__________

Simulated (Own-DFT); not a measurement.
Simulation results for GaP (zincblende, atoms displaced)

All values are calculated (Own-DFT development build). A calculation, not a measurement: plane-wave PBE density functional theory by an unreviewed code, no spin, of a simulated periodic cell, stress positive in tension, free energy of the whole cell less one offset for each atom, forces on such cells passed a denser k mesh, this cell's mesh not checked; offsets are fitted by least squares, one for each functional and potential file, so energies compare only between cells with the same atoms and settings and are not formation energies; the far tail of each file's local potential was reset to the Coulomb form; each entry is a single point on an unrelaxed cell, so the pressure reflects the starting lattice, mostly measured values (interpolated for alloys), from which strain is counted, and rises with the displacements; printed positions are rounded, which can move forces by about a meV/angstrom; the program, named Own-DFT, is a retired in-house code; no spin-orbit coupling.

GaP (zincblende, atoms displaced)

__________

* _REQUIREMENT_: Write out every record shown above, word for word.

* _TASK ANSWER_:
Simulated (Own-DFT); not a measurement.
Simulation results for GaP (zincblende, atoms displaced)

All values are calculated (Own-DFT development build). A calculation, not a measurement: plane-wave PBE density functional theory by an unreviewed code, no spin, of a simulated periodic cell, stress positive in tension, free energy of the whole cell less one offset for each atom, forces on such cells passed a denser k mesh, this cell's mesh not checked; offsets are fitted by least squares, one for each functional and potential file, so energies compare only between cells with the same atoms and settings and are not formation energies; the far tail of each file's local potential was reset to the Coulomb form; each entry is a single point on an unrelaxed cell, so the pressure reflects the starting lattice, mostly measured values (interpolated for alloys), from which strain is counted, and rises with the displacements; printed positions are rounded, which can move forces by about a meV/angstrom; the program, named Own-DFT, is a retired in-house code; no spin-orbit coupling.

GaP (zincblende, atoms displaced)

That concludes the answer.